== Dataset ==

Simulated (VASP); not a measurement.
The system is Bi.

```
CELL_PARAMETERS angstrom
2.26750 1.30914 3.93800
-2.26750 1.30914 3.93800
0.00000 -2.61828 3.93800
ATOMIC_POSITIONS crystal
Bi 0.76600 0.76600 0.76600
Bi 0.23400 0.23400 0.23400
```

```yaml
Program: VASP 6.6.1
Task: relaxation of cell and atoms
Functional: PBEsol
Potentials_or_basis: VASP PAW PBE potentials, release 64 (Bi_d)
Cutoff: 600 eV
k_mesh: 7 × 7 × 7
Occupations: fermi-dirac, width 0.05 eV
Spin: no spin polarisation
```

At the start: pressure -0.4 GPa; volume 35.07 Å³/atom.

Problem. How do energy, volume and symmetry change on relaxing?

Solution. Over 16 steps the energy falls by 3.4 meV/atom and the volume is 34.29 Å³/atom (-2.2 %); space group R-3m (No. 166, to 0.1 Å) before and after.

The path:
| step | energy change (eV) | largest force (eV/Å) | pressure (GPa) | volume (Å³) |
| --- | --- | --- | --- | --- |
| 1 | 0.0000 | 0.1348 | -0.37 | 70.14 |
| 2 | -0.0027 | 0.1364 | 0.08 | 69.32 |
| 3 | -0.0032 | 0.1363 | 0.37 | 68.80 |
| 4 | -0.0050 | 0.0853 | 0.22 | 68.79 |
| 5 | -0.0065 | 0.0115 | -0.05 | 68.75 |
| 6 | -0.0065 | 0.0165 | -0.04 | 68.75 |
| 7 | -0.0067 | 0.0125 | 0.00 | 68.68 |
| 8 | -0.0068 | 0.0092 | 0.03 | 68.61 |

===

§ **Work instruction**: Beginning with the line containing "-0.04 | 68.75 |" in the material above, copy every line exactly until you have copied the line containing "0.00 | 68.68 |".

§ **Exercise response**:
| 6 | -0.0065 | 0.0165 | -0.04 | 68.75 |
| 7 | -0.0067 | 0.0125 | 0.00 | 68.68 |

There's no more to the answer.